===== SOURCE DATA

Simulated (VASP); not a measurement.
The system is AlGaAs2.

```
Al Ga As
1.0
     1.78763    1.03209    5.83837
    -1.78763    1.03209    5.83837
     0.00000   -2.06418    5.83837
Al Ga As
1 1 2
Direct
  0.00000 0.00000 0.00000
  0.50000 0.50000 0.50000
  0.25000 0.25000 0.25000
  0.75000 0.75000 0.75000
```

==========

Copy out every record exactly; leave nothing out.

Simulated (VASP); not a measurement.
The system is AlGaAs2.

```
Al Ga As
1.0
     1.78763    1.03209    5.83837
    -1.78763    1.03209    5.83837
     0.00000   -2.06418    5.83837
Al Ga As
1 1 2
Direct
  0.00000 0.00000 0.00000
  0.50000 0.50000 0.50000
  0.25000 0.25000 0.25000
  0.75000 0.75000 0.75000
```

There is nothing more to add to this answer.